▸ **Requirement**: Beginning with the first line of the material, set down each line exactly as written, up to and including the line with "LDA's correlation is".

Provided material Block Start

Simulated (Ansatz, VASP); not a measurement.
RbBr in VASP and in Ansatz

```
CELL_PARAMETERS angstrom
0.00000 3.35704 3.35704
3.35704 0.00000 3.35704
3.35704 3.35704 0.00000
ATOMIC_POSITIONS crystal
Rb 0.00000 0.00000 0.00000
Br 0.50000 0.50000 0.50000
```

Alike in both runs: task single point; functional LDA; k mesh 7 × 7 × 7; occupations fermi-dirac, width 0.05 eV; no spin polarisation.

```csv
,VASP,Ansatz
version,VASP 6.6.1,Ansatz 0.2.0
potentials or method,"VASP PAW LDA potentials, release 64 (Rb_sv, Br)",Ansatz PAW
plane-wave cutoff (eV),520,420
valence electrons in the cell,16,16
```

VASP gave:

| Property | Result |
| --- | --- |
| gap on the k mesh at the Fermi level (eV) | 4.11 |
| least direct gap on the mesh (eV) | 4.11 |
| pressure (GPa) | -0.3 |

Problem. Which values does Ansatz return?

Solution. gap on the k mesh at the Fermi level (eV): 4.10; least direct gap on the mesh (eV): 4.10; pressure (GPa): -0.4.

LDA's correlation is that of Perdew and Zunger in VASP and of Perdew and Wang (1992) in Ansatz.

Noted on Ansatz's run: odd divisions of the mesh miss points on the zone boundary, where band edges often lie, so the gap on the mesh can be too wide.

Provided material Block End

▸ **Task answer**:
Simulated (Ansatz, VASP); not a measurement.
RbBr in VASP and in Ansatz

```
CELL_PARAMETERS angstrom
0.00000 3.35704 3.35704
3.35704 0.00000 3.35704
3.35704 3.35704 0.00000
ATOMIC_POSITIONS crystal
Rb 0.00000 0.00000 0.00000
Br 0.50000 0.50000 0.50000
```

Alike in both runs: task single point; functional LDA; k mesh 7 × 7 × 7; occupations fermi-dirac, width 0.05 eV; no spin polarisation.

```csv
,VASP,Ansatz
version,VASP 6.6.1,Ansatz 0.2.0
potentials or method,"VASP PAW LDA potentials, release 64 (Rb_sv, Br)",Ansatz PAW
plane-wave cutoff (eV),520,420
valence electrons in the cell,16,16
```

VASP gave:

| Property | Result |
| --- | --- |
| gap on the k mesh at the Fermi level (eV) | 4.11 |
| least direct gap on the mesh (eV) | 4.11 |
| pressure (GPa) | -0.3 |

Problem. Which values does Ansatz return?

Solution. gap on the k mesh at the Fermi level (eV): 4.10; least direct gap on the mesh (eV): 4.10; pressure (GPa): -0.4.

LDA's correlation is that of Perdew and Zunger in VASP and of Perdew and Wang (1992) in Ansatz.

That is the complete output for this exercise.